* [Assignment]
Start the output with the opening line of the listing below and continue, reproducing each line exactly, up to and including the line that contains "Stationary points at".

* [Given entries]
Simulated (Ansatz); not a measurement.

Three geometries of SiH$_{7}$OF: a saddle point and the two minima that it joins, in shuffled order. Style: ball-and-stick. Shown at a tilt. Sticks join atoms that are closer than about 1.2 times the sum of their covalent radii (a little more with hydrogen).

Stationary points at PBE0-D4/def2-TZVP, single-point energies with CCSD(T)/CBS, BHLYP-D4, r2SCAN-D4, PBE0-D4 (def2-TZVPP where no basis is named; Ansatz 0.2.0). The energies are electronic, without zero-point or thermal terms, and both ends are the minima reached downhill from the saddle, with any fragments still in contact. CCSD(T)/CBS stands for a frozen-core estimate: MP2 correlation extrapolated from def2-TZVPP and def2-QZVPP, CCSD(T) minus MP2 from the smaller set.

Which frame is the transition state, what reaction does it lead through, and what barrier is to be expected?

* [Exercise result]
Simulated (Ansatz); not a measurement.

Three geometries of SiH$_{7}$OF: a saddle point and the two minima that it joins, in shuffled order. Style: ball-and-stick. Shown at a tilt. Sticks join atoms that are closer than about 1.2 times the sum of their covalent radii (a little more with hydrogen).

Stationary points at PBE0-D4/def2-TZVP, single-point energies with CCSD(T)/CBS, BHLYP-D4, r2SCAN-D4, PBE0-D4 (def2-TZVPP where no basis is named; Ansatz 0.2.0). The energies are electronic, without zero-point or thermal terms, and both ends are the minima reached downhill from the saddle, with any fragments still in contact. CCSD(T)/CBS stands for a frozen-core estimate: MP2 correlation extrapolated from def2-TZVPP and def2-QZVPP, CCSD(T) minus MP2 from the smaller set.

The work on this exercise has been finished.